Supplied entries:
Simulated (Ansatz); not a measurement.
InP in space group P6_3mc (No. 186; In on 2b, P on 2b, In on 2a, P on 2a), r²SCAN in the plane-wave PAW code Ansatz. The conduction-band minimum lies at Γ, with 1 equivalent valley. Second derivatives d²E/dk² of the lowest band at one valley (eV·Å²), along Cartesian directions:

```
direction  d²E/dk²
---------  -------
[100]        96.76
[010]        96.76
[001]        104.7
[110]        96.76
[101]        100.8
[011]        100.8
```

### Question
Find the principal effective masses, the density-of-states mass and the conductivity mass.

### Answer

Assignment:
Transcribe each entry precisely, missing none.

Response:
Simulated (Ansatz); not a measurement.
InP in space group P6_3mc (No. 186; In on 2b, P on 2b, In on 2a, P on 2a), r²SCAN in the plane-wave PAW code Ansatz. The conduction-band minimum lies at Γ, with 1 equivalent valley. Second derivatives d²E/dk² of the lowest band at one valley (eV·Å²), along Cartesian directions:

```
direction  d²E/dk²
---------  -------
[100]        96.76
[010]        96.76
[001]        104.7
[110]        96.76
[101]        100.8
[011]        100.8
```

### Question
Find the principal effective masses, the density-of-states mass and the conductivity mass.

### Answer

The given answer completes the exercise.